Assignment: When you transcribe the records that follow, reproduce each line exactly as given.

Exercise data:
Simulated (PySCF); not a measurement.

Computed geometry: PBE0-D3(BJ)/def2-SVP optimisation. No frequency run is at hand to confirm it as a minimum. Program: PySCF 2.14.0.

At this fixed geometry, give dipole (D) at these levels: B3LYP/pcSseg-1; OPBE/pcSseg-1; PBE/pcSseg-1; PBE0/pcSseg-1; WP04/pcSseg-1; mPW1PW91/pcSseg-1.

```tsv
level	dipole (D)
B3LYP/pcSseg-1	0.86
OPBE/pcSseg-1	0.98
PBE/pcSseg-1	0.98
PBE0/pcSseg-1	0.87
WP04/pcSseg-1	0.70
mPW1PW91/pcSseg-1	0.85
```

Written solution:
Simulated (PySCF); not a measurement.

Computed geometry: PBE0-D3(BJ)/def2-SVP optimisation. No frequency run is at hand to confirm it as a minimum. Program: PySCF 2.14.0.

At this fixed geometry, give dipole (D) at these levels: B3LYP/pcSseg-1; OPBE/pcSseg-1; PBE/pcSseg-1; PBE0/pcSseg-1; WP04/pcSseg-1; mPW1PW91/pcSseg-1.

```tsv
level	dipole (D)
B3LYP/pcSseg-1	0.86
OPBE/pcSseg-1	0.98
PBE/pcSseg-1	0.98
PBE0/pcSseg-1	0.87
WP04/pcSseg-1	0.70
mPW1PW91/pcSseg-1	0.85
```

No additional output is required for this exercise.